**Record excerpts:**
──────────────────────────────
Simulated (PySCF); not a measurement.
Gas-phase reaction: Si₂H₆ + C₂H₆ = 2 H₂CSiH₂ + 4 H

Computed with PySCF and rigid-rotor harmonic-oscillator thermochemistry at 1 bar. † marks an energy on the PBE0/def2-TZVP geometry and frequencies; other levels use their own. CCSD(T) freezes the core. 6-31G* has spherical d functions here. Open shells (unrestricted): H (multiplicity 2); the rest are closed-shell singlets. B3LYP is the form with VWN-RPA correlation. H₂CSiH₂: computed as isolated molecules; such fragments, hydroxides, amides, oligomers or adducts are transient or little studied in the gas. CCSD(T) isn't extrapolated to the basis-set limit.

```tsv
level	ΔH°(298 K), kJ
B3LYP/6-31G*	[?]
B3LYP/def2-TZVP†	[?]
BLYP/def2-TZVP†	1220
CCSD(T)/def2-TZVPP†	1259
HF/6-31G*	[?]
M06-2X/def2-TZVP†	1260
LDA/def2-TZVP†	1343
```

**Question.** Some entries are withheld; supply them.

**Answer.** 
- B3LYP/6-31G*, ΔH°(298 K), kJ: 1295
──────────────────────────────

**Work instruction:**
Only the lines from the beginning of the listing through the line containing "Gas-phase reaction: Si₂H₆" are wanted, each restated word for word.

**Reply:**
Simulated (PySCF); not a measurement.
Gas-phase reaction: Si₂H₆ + C₂H₆ = 2 H₂CSiH₂ + 4 H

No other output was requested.